## [Activity]
Every record shown below is to be output exactly.

## [Data for review]
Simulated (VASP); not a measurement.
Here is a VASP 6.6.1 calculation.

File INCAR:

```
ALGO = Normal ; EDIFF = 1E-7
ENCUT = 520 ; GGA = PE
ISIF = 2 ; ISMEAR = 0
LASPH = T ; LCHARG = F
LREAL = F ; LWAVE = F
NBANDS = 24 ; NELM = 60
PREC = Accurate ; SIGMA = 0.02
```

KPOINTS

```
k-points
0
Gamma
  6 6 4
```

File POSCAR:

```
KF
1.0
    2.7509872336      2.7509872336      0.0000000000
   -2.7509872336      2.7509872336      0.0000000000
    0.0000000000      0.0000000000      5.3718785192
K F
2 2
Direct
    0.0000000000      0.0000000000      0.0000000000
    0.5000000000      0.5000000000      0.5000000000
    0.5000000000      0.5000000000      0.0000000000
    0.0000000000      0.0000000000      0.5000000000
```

## [Response box]
Simulated (VASP); not a measurement.
Here is a VASP 6.6.1 calculation.

File INCAR:

```
ALGO = Normal ; EDIFF = 1E-7
ENCUT = 520 ; GGA = PE
ISIF = 2 ; ISMEAR = 0
LASPH = T ; LCHARG = F
LREAL = F ; LWAVE = F
NBANDS = 24 ; NELM = 60
PREC = Accurate ; SIGMA = 0.02
```

KPOINTS

```
k-points
0
Gamma
  6 6 4
```

File POSCAR:

```
KF
1.0
    2.7509872336      2.7509872336      0.0000000000
   -2.7509872336      2.7509872336      0.0000000000
    0.0000000000      0.0000000000      5.3718785192
K F
2 2
Direct
    0.0000000000      0.0000000000      0.0000000000
    0.5000000000      0.5000000000      0.5000000000
    0.5000000000      0.5000000000      0.0000000000
    0.0000000000      0.0000000000      0.5000000000
```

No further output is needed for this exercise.